> PROVIDED MATERIAL
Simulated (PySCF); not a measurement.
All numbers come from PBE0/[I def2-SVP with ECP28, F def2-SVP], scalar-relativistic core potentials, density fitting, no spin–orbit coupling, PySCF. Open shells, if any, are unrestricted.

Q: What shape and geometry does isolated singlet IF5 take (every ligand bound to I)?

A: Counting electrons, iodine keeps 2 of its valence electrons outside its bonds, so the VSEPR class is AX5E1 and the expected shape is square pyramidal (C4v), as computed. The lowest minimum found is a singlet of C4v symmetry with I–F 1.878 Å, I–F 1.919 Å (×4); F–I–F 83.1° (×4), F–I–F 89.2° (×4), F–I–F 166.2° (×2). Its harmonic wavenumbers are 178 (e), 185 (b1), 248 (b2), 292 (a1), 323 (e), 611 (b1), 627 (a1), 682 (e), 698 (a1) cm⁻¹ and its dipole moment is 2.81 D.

> BRIEF
Start at the first line of the entries and stop at the line with "Q: What shape". Retype each of those lines exactly, both ends included.

> WRITTEN REPLY
Simulated (PySCF); not a measurement.
All numbers come from PBE0/[I def2-SVP with ECP28, F def2-SVP], scalar-relativistic core potentials, density fitting, no spin–orbit coupling, PySCF. Open shells, if any, are unrestricted.

Q: What shape and geometry does isolated singlet IF5 take (every ligand bound to I)?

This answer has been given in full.